● Brief
Once the line containing "does it lie?**" has been printed, stop; print every line before it exactly, starting at the top of the material below.

● Data for review
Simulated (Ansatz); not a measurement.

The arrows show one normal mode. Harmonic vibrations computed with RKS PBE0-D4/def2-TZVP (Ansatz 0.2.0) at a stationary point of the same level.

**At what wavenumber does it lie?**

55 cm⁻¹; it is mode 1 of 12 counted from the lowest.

● Expected answer
Simulated (Ansatz); not a measurement.

The arrows show one normal mode. Harmonic vibrations computed with RKS PBE0-D4/def2-TZVP (Ansatz 0.2.0) at a stationary point of the same level.

**At what wavenumber does it lie?**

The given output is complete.